########

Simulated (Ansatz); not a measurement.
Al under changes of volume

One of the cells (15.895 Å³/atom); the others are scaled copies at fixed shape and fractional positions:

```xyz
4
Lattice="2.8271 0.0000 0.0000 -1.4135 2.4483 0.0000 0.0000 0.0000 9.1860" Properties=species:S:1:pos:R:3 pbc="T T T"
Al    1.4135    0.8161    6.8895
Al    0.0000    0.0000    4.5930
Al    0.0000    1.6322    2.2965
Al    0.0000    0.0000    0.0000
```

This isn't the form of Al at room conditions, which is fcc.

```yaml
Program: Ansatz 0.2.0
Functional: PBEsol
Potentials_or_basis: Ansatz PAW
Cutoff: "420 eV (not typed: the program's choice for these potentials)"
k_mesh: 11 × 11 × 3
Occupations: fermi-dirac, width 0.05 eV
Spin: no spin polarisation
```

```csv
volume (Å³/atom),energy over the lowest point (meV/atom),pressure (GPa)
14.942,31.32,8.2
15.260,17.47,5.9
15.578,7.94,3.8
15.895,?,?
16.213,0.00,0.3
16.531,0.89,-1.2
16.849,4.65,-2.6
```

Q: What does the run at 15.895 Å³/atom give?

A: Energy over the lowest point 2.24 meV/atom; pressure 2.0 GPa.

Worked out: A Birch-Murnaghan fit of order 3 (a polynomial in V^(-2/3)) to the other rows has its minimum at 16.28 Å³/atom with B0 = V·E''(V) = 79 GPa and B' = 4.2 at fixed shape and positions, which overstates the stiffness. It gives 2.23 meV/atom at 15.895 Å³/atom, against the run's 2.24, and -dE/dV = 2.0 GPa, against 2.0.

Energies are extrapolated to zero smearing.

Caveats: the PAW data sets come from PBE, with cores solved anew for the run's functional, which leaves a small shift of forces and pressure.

########

**WORK ORDER**: Exactly as written, reproduce the lines of the data above from the first line through the line where "Energies are extrapolated to zero smearing." appears.

**RESULT**:
Simulated (Ansatz); not a measurement.
Al under changes of volume

One of the cells (15.895 Å³/atom); the others are scaled copies at fixed shape and fractional positions:

```xyz
4
Lattice="2.8271 0.0000 0.0000 -1.4135 2.4483 0.0000 0.0000 0.0000 9.1860" Properties=species:S:1:pos:R:3 pbc="T T T"
Al    1.4135    0.8161    6.8895
Al    0.0000    0.0000    4.5930
Al    0.0000    1.6322    2.2965
Al    0.0000    0.0000    0.0000
```

This isn't the form of Al at room conditions, which is fcc.

```yaml
Program: Ansatz 0.2.0
Functional: PBEsol
Potentials_or_basis: Ansatz PAW
Cutoff: "420 eV (not typed: the program's choice for these potentials)"
k_mesh: 11 × 11 × 3
Occupations: fermi-dirac, width 0.05 eV
Spin: no spin polarisation
```

```csv
volume (Å³/atom),energy over the lowest point (meV/atom),pressure (GPa)
14.942,31.32,8.2
15.260,17.47,5.9
15.578,7.94,3.8
15.895,?,?
16.213,0.00,0.3
16.531,0.89,-1.2
16.849,4.65,-2.6
```

Q: What does the run at 15.895 Å³/atom give?

A: Energy over the lowest point 2.24 meV/atom; pressure 2.0 GPa.

Worked out: A Birch-Murnaghan fit of order 3 (a polynomial in V^(-2/3)) to the other rows has its minimum at 16.28 Å³/atom with B0 = V·E''(V) = 79 GPa and B' = 4.2 at fixed shape and positions, which overstates the stiffness. It gives 2.23 meV/atom at 15.895 Å³/atom, against the run's 2.24, and -dE/dV = 2.0 GPa, against 2.0.

Energies are extrapolated to zero smearing.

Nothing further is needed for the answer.